[Opening Entries shown section]

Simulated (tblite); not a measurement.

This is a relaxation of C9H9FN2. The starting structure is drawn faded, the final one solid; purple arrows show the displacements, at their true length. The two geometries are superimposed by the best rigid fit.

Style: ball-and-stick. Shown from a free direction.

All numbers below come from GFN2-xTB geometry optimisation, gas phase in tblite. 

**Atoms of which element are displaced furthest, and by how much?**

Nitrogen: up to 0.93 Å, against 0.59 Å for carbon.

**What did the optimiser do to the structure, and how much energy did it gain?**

[Closing Entries shown section]

Work order: A full, exact repeat of the entries above is required.

Exercise response:
Simulated (tblite); not a measurement.

This is a relaxation of C9H9FN2. The starting structure is drawn faded, the final one solid; purple arrows show the displacements, at their true length. The two geometries are superimposed by the best rigid fit.

Style: ball-and-stick. Shown from a free direction.

All numbers below come from GFN2-xTB geometry optimisation, gas phase in tblite. 

**Atoms of which element are displaced furthest, and by how much?**

Nitrogen: up to 0.93 Å, against 0.59 Å for carbon.

**What did the optimiser do to the structure, and how much energy did it gain?**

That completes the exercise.